--- ACTIVITY ---
Repeat exactly each line of the data provided below.

BEGIN

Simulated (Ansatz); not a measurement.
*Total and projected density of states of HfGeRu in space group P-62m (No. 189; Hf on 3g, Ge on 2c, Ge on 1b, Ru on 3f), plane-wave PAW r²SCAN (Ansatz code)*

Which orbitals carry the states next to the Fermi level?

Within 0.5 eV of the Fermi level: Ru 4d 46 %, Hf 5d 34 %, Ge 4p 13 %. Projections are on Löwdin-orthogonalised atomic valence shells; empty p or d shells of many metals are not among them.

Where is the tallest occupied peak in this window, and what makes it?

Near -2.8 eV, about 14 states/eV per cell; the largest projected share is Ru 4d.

END

--- EXPECTED ANSWER ---
Simulated (Ansatz); not a measurement.
*Total and projected density of states of HfGeRu in space group P-62m (No. 189; Hf on 3g, Ge on 2c, Ge on 1b, Ru on 3f), plane-wave PAW r²SCAN (Ansatz code)*

Which orbitals carry the states next to the Fermi level?

Within 0.5 eV of the Fermi level: Ru 4d 46 %, Hf 5d 34 %, Ge 4p 13 %. Projections are on Löwdin-orthogonalised atomic valence shells; empty p or d shells of many metals are not among them.

Where is the tallest occupied peak in this window, and what makes it?

Near -2.8 eV, about 14 states/eV per cell; the largest projected share is Ru 4d.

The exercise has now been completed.